== Segment start ==

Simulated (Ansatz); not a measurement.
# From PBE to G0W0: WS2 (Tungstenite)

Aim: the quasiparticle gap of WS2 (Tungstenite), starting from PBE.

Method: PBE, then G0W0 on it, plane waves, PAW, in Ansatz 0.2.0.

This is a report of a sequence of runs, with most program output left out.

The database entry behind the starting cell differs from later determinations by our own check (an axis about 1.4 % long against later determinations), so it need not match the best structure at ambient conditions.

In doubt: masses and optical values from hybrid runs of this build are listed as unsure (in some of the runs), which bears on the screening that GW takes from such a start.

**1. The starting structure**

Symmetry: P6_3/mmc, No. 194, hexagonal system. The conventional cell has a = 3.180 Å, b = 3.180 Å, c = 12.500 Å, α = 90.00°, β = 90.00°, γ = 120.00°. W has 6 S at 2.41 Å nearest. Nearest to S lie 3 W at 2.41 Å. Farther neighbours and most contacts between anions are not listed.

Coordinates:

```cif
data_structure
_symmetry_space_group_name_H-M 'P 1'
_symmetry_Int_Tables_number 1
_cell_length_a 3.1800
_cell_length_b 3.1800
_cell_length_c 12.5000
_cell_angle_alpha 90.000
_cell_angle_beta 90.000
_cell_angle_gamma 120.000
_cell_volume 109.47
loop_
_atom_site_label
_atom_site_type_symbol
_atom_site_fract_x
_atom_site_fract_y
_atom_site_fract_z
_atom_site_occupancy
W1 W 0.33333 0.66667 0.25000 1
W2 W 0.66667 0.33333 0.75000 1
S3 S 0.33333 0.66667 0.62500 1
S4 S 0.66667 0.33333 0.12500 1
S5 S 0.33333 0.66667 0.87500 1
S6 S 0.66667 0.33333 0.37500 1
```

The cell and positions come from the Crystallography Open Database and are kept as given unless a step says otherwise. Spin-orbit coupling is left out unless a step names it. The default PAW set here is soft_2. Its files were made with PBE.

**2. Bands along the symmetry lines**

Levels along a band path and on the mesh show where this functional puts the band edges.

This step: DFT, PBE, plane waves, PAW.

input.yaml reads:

== Segment end ==

#### Assigned task:
In the material above, find the line containing "Levels along a" and the line containing "This step: DFT, PBE, plane waves, PAW.", then write out exactly those two lines and every line between them, and nothing more.

#### Answer space:
Levels along a band path and on the mesh show where this functional puts the band edges.

This step: DFT, PBE, plane waves, PAW.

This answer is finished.